::::::

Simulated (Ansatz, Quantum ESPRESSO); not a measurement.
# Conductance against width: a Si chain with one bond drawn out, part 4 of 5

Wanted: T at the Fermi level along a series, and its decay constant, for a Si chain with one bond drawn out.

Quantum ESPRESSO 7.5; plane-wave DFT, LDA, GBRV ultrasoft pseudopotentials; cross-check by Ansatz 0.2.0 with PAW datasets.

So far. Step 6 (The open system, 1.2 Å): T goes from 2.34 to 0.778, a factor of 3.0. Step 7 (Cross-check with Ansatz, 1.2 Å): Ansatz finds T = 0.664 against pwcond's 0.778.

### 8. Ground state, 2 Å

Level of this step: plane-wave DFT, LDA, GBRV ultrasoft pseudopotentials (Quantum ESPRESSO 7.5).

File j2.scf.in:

::::::

What you give back should be only the lines of the records above, starting at the line with "Wanted: T at" and ending at the line with "Level of this", restated word for word.

(Written reply)
Wanted: T at the Fermi level along a series, and its decay constant, for a Si chain with one bond drawn out.

Quantum ESPRESSO 7.5; plane-wave DFT, LDA, GBRV ultrasoft pseudopotentials; cross-check by Ansatz 0.2.0 with PAW datasets.

So far. Step 6 (The open system, 1.2 Å): T goes from 2.34 to 0.778, a factor of 3.0. Step 7 (Cross-check with Ansatz, 1.2 Å): Ansatz finds T = 0.664 against pwcond's 0.778.

### 8. Ground state, 2 Å

Level of this step: plane-wave DFT, LDA, GBRV ultrasoft pseudopotentials (Quantum ESPRESSO 7.5).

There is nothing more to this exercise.